__Extracted records__.
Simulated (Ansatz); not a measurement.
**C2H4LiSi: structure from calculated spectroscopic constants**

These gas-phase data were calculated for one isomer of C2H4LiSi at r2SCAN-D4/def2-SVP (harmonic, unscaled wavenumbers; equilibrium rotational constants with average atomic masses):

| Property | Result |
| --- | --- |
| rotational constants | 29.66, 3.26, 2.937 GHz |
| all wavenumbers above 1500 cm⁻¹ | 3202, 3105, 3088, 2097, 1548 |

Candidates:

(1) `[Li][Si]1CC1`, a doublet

__Exercise__. What you return should match the listing above exactly.

__Answer box__.
Simulated (Ansatz); not a measurement.
**C2H4LiSi: structure from calculated spectroscopic constants**

These gas-phase data were calculated for one isomer of C2H4LiSi at r2SCAN-D4/def2-SVP (harmonic, unscaled wavenumbers; equilibrium rotational constants with average atomic masses):

| Property | Result |
| --- | --- |
| rotational constants | 29.66, 3.26, 2.937 GHz |
| all wavenumbers above 1500 cm⁻¹ | 3202, 3105, 3088, 2097, 1548 |

Candidates:

(1) `[Li][Si]1CC1`, a doublet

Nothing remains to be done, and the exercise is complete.